_ _ _ _

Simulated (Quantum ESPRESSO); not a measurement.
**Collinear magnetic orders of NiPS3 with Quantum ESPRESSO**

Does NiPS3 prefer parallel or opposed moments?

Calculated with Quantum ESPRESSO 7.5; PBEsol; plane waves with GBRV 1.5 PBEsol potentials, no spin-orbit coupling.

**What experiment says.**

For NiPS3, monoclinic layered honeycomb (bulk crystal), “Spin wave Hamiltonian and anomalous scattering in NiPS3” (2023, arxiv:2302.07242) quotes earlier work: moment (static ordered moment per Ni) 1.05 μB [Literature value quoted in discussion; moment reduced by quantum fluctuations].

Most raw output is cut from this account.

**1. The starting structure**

_ _ _ _

§ **Work request**
When you answer, repeat every record exactly, omitting nothing.

§ **Task answer**
Simulated (Quantum ESPRESSO); not a measurement.
**Collinear magnetic orders of NiPS3 with Quantum ESPRESSO**

Does NiPS3 prefer parallel or opposed moments?

Calculated with Quantum ESPRESSO 7.5; PBEsol; plane waves with GBRV 1.5 PBEsol potentials, no spin-orbit coupling.

**What experiment says.**

For NiPS3, monoclinic layered honeycomb (bulk crystal), “Spin wave Hamiltonian and anomalous scattering in NiPS3” (2023, arxiv:2302.07242) quotes earlier work: moment (static ordered moment per Ni) 1.05 μB [Literature value quoted in discussion; moment reduced by quantum fluctuations].

Most raw output is cut from this account.

**1. The starting structure**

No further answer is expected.